**Task item**
Both the line with "Question: Rank by vertical" and the line with "Answer: D (-6.59" in the records below must appear in the output, along with every line between them, exactly and with nothing added.

**Supplied information**
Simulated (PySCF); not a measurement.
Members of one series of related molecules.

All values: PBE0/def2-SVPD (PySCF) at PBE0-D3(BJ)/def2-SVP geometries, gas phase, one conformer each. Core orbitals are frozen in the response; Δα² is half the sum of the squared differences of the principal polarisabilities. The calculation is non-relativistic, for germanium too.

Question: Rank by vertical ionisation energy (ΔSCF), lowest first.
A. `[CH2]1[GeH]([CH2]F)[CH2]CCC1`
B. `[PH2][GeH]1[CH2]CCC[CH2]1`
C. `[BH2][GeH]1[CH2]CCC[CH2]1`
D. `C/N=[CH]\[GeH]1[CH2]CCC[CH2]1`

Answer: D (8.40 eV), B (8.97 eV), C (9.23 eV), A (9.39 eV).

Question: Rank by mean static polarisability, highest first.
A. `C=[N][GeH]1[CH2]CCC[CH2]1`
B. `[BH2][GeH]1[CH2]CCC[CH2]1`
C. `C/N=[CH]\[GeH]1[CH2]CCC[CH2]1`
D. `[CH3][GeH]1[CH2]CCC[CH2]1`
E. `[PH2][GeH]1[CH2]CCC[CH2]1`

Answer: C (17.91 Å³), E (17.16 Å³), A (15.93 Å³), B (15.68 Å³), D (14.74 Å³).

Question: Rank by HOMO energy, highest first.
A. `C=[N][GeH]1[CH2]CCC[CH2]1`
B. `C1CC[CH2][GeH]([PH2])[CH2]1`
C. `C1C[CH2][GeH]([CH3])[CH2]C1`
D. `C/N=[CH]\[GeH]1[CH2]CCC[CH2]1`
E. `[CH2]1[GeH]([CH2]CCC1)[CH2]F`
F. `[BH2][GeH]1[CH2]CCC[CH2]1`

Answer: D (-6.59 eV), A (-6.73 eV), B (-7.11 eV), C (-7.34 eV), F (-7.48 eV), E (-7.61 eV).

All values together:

**Task response**
Question: Rank by vertical ionisation energy (ΔSCF), lowest first.
A. `[CH2]1[GeH]([CH2]F)[CH2]CCC1`
B. `[PH2][GeH]1[CH2]CCC[CH2]1`
C. `[BH2][GeH]1[CH2]CCC[CH2]1`
D. `C/N=[CH]\[GeH]1[CH2]CCC[CH2]1`

Answer: D (8.40 eV), B (8.97 eV), C (9.23 eV), A (9.39 eV).

Question: Rank by mean static polarisability, highest first.
A. `C=[N][GeH]1[CH2]CCC[CH2]1`
B. `[BH2][GeH]1[CH2]CCC[CH2]1`
C. `C/N=[CH]\[GeH]1[CH2]CCC[CH2]1`
D. `[CH3][GeH]1[CH2]CCC[CH2]1`
E. `[PH2][GeH]1[CH2]CCC[CH2]1`

Answer: C (17.91 Å³), E (17.16 Å³), A (15.93 Å³), B (15.68 Å³), D (14.74 Å³).

Question: Rank by HOMO energy, highest first.
A. `C=[N][GeH]1[CH2]CCC[CH2]1`
B. `C1CC[CH2][GeH]([PH2])[CH2]1`
C. `C1C[CH2][GeH]([CH3])[CH2]C1`
D. `C/N=[CH]\[GeH]1[CH2]CCC[CH2]1`
E. `[CH2]1[GeH]([CH2]CCC1)[CH2]F`
F. `[BH2][GeH]1[CH2]CCC[CH2]1`

Answer: D (-6.59 eV), A (-6.73 eV), B (-7.11 eV), C (-7.34 eV), F (-7.48 eV), E (-7.61 eV).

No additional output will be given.